→ **Supplied data**
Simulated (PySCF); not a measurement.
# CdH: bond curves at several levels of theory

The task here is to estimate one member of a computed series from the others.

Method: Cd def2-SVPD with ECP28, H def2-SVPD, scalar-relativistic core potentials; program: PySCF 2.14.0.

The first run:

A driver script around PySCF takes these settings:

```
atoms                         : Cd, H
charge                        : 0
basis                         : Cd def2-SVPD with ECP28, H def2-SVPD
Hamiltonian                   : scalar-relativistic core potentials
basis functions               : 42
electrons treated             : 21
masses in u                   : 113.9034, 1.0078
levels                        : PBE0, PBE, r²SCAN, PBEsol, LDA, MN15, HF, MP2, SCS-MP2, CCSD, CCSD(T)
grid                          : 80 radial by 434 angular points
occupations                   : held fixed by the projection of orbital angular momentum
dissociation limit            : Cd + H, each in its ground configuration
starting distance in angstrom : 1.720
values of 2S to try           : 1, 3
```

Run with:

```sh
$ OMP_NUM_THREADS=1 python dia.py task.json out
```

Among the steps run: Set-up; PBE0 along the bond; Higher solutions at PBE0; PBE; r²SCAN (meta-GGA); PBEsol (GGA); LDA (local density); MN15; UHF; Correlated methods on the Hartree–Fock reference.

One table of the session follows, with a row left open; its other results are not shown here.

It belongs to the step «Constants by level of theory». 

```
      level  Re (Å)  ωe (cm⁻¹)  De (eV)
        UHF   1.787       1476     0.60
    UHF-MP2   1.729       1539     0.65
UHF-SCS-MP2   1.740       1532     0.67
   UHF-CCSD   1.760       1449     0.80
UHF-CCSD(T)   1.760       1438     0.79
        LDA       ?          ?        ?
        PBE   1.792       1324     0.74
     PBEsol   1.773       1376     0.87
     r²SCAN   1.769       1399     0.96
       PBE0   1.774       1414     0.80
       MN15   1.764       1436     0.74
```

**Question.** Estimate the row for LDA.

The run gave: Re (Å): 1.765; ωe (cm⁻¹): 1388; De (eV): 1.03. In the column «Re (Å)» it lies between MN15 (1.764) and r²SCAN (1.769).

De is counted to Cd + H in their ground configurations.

→ **Brief**
Look above for the line holding "A driver script" and the line holding "row for LDA.". Retype both, and every line between them, word for word and nothing else.

→ **Task result**
A driver script around PySCF takes these settings:

```
atoms                         : Cd, H
charge                        : 0
basis                         : Cd def2-SVPD with ECP28, H def2-SVPD
Hamiltonian                   : scalar-relativistic core potentials
basis functions               : 42
electrons treated             : 21
masses in u                   : 113.9034, 1.0078
levels                        : PBE0, PBE, r²SCAN, PBEsol, LDA, MN15, HF, MP2, SCS-MP2, CCSD, CCSD(T)
grid                          : 80 radial by 434 angular points
occupations                   : held fixed by the projection of orbital angular momentum
dissociation limit            : Cd + H, each in its ground configuration
starting distance in angstrom : 1.720
values of 2S to try           : 1, 3
```

Run with:

```sh
$ OMP_NUM_THREADS=1 python dia.py task.json out
```

Among the steps run: Set-up; PBE0 along the bond; Higher solutions at PBE0; PBE; r²SCAN (meta-GGA); PBEsol (GGA); LDA (local density); MN15; UHF; Correlated methods on the Hartree–Fock reference.

One table of the session follows, with a row left open; its other results are not shown here.

It belongs to the step «Constants by level of theory». 

```
      level  Re (Å)  ωe (cm⁻¹)  De (eV)
        UHF   1.787       1476     0.60
    UHF-MP2   1.729       1539     0.65
UHF-SCS-MP2   1.740       1532     0.67
   UHF-CCSD   1.760       1449     0.80
UHF-CCSD(T)   1.760       1438     0.79
        LDA       ?          ?        ?
        PBE   1.792       1324     0.74
     PBEsol   1.773       1376     0.87
     r²SCAN   1.769       1399     0.96
       PBE0   1.774       1414     0.80
       MN15   1.764       1436     0.74
```

**Question.** Estimate the row for LDA.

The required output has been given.